## ACTION ITEM
Transcribe the records below exactly, from their first line through the line containing "The net moments". Omit every line after it.

══════════
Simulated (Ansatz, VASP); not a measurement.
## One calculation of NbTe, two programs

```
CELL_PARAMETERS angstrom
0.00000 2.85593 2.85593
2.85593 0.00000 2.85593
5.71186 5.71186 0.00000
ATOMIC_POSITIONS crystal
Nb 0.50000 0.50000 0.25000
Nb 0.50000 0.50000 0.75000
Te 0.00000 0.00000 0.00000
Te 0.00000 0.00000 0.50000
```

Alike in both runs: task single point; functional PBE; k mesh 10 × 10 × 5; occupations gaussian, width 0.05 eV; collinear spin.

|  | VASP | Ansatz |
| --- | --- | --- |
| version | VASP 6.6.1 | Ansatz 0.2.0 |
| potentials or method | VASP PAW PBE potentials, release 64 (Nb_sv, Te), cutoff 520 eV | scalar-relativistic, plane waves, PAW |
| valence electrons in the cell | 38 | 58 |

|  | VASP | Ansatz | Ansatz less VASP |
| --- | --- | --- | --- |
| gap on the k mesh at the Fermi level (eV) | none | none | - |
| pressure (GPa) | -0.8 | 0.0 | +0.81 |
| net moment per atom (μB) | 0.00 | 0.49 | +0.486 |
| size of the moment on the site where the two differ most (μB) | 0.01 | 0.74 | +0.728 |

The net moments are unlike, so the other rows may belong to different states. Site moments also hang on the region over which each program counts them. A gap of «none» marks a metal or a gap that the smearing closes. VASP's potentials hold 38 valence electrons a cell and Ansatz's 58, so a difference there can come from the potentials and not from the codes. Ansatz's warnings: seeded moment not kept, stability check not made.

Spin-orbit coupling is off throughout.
══════════

## ANSWER SPACE
Simulated (Ansatz, VASP); not a measurement.
## One calculation of NbTe, two programs

```
CELL_PARAMETERS angstrom
0.00000 2.85593 2.85593
2.85593 0.00000 2.85593
5.71186 5.71186 0.00000
ATOMIC_POSITIONS crystal
Nb 0.50000 0.50000 0.25000
Nb 0.50000 0.50000 0.75000
Te 0.00000 0.00000 0.00000
Te 0.00000 0.00000 0.50000
```

Alike in both runs: task single point; functional PBE; k mesh 10 × 10 × 5; occupations gaussian, width 0.05 eV; collinear spin.

|  | VASP | Ansatz |
| --- | --- | --- |
| version | VASP 6.6.1 | Ansatz 0.2.0 |
| potentials or method | VASP PAW PBE potentials, release 64 (Nb_sv, Te), cutoff 520 eV | scalar-relativistic, plane waves, PAW |
| valence electrons in the cell | 38 | 58 |

|  | VASP | Ansatz | Ansatz less VASP |
| --- | --- | --- | --- |
| gap on the k mesh at the Fermi level (eV) | none | none | - |
| pressure (GPa) | -0.8 | 0.0 | +0.81 |
| net moment per atom (μB) | 0.00 | 0.49 | +0.486 |
| size of the moment on the site where the two differ most (μB) | 0.01 | 0.74 | +0.728 |

The net moments are unlike, so the other rows may belong to different states. Site moments also hang on the region over which each program counts them. A gap of «none» marks a metal or a gap that the smearing closes. VASP's potentials hold 38 valence electrons a cell and Ansatz's 58, so a difference there can come from the potentials and not from the codes. Ansatz's warnings: seeded moment not kept, stability check not made.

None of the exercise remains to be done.